Required action
Transcribe, verbatim, every line from the start of the entries through the line that contains "1.4035 | 2.4082 |"; include both boundary lines and omit all others.

Supplied entries
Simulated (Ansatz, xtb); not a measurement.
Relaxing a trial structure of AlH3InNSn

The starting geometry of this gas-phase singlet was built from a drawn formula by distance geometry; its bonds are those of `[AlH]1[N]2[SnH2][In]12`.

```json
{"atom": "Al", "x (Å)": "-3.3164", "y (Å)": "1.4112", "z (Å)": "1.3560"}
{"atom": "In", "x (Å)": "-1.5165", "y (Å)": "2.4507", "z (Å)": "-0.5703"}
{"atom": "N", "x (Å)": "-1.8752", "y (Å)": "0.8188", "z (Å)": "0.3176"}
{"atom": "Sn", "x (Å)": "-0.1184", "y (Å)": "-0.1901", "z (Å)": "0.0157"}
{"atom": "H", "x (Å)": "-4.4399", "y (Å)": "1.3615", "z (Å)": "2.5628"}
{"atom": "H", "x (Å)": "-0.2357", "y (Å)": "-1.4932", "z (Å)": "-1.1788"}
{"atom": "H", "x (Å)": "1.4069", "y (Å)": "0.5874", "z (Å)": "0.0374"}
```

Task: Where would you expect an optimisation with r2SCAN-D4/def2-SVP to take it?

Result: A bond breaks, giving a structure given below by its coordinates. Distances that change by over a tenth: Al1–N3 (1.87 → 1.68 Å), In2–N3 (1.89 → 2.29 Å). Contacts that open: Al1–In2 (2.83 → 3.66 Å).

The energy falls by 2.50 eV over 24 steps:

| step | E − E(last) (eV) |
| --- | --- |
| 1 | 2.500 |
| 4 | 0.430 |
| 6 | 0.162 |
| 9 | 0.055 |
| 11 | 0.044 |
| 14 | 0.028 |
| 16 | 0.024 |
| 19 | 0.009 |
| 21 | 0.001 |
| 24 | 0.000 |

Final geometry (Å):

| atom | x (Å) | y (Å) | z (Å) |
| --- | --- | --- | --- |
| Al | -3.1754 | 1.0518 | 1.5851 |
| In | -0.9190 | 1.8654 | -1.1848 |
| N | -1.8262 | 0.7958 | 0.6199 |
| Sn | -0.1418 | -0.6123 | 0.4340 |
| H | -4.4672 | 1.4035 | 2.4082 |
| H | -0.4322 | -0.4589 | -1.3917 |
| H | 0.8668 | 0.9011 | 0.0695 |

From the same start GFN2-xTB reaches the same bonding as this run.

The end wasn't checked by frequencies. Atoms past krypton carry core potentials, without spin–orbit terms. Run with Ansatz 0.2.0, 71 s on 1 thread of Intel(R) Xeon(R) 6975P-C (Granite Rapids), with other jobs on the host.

Worked solution
Simulated (Ansatz, xtb); not a measurement.
Relaxing a trial structure of AlH3InNSn

The starting geometry of this gas-phase singlet was built from a drawn formula by distance geometry; its bonds are those of `[AlH]1[N]2[SnH2][In]12`.

```json
{"atom": "Al", "x (Å)": "-3.3164", "y (Å)": "1.4112", "z (Å)": "1.3560"}
{"atom": "In", "x (Å)": "-1.5165", "y (Å)": "2.4507", "z (Å)": "-0.5703"}
{"atom": "N", "x (Å)": "-1.8752", "y (Å)": "0.8188", "z (Å)": "0.3176"}
{"atom": "Sn", "x (Å)": "-0.1184", "y (Å)": "-0.1901", "z (Å)": "0.0157"}
{"atom": "H", "x (Å)": "-4.4399", "y (Å)": "1.3615", "z (Å)": "2.5628"}
{"atom": "H", "x (Å)": "-0.2357", "y (Å)": "-1.4932", "z (Å)": "-1.1788"}
{"atom": "H", "x (Å)": "1.4069", "y (Å)": "0.5874", "z (Å)": "0.0374"}
```

Task: Where would you expect an optimisation with r2SCAN-D4/def2-SVP to take it?

Result: A bond breaks, giving a structure given below by its coordinates. Distances that change by over a tenth: Al1–N3 (1.87 → 1.68 Å), In2–N3 (1.89 → 2.29 Å). Contacts that open: Al1–In2 (2.83 → 3.66 Å).

The energy falls by 2.50 eV over 24 steps:

| step | E − E(last) (eV) |
| --- | --- |
| 1 | 2.500 |
| 4 | 0.430 |
| 6 | 0.162 |
| 9 | 0.055 |
| 11 | 0.044 |
| 14 | 0.028 |
| 16 | 0.024 |
| 19 | 0.009 |
| 21 | 0.001 |
| 24 | 0.000 |

Final geometry (Å):

| atom | x (Å) | y (Å) | z (Å) |
| --- | --- | --- | --- |
| Al | -3.1754 | 1.0518 | 1.5851 |
| In | -0.9190 | 1.8654 | -1.1848 |
| N | -1.8262 | 0.7958 | 0.6199 |
| Sn | -0.1418 | -0.6123 | 0.4340 |
| H | -4.4672 | 1.4035 | 2.4082 |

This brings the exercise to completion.